▶ _Required action_: Reproduce each line of the material exactly as it reads.

____________

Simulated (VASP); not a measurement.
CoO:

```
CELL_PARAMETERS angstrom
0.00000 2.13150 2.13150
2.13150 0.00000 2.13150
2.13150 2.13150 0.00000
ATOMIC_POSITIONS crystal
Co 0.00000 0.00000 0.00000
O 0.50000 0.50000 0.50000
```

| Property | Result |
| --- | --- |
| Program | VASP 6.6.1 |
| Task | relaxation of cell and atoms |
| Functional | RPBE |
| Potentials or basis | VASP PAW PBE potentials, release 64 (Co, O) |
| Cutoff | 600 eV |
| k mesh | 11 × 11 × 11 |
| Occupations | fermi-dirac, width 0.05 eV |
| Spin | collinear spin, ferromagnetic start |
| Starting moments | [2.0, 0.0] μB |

____________

▶ _Result_:
Simulated (VASP); not a measurement.
CoO:

```
CELL_PARAMETERS angstrom
0.00000 2.13150 2.13150
2.13150 0.00000 2.13150
2.13150 2.13150 0.00000
ATOMIC_POSITIONS crystal
Co 0.00000 0.00000 0.00000
O 0.50000 0.50000 0.50000
```

| Property | Result |
| --- | --- |
| Program | VASP 6.6.1 |
| Task | relaxation of cell and atoms |
| Functional | RPBE |
| Potentials or basis | VASP PAW PBE potentials, release 64 (Co, O) |
| Cutoff | 600 eV |
| k mesh | 11 × 11 × 11 |
| Occupations | fermi-dirac, width 0.05 eV |
| Spin | collinear spin, ferromagnetic start |
| Starting moments | [2.0, 0.0] μB |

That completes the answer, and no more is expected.